Task item
In the listing below, print exactly the lines between the line holding "Theory: PBE0-D3(BJ)/def2-SVP geometry" and the line holding "Dihedral angles: F1–C2–C4–C5", inclusive, and no more.

Dataset records
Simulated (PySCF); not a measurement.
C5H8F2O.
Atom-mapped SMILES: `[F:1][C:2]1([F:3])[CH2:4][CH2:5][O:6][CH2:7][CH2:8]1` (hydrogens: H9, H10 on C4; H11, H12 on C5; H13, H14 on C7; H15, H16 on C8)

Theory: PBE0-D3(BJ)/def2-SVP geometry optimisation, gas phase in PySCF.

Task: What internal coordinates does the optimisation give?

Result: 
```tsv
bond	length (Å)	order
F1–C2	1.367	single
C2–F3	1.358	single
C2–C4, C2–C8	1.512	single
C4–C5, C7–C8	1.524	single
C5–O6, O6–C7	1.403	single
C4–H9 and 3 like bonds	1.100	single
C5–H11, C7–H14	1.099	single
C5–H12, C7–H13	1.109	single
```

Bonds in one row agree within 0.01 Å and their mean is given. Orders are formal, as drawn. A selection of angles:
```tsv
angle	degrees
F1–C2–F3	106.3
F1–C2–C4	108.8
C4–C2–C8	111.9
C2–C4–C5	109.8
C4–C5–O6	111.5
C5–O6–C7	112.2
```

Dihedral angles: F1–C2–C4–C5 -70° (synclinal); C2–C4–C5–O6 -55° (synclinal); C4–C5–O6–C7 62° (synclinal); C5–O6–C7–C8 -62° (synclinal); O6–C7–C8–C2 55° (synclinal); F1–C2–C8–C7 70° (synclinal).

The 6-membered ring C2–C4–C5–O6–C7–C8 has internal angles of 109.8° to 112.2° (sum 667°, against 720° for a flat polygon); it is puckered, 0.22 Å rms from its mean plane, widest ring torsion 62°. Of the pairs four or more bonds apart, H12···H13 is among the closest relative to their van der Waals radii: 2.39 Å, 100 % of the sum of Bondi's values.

Task solution
Theory: PBE0-D3(BJ)/def2-SVP geometry optimisation, gas phase in PySCF.

Task: What internal coordinates does the optimisation give?

Result: 
```tsv
bond	length (Å)	order
F1–C2	1.367	single
C2–F3	1.358	single
C2–C4, C2–C8	1.512	single
C4–C5, C7–C8	1.524	single
C5–O6, O6–C7	1.403	single
C4–H9 and 3 like bonds	1.100	single
C5–H11, C7–H14	1.099	single
C5–H12, C7–H13	1.109	single
```

Bonds in one row agree within 0.01 Å and their mean is given. Orders are formal, as drawn. A selection of angles:
```tsv
angle	degrees
F1–C2–F3	106.3
F1–C2–C4	108.8
C4–C2–C8	111.9
C2–C4–C5	109.8
C4–C5–O6	111.5
C5–O6–C7	112.2
```

Dihedral angles: F1–C2–C4–C5 -70° (synclinal); C2–C4–C5–O6 -55° (synclinal); C4–C5–O6–C7 62° (synclinal); C5–O6–C7–C8 -62° (synclinal); O6–C7–C8–C2 55° (synclinal); F1–C2–C8–C7 70° (synclinal).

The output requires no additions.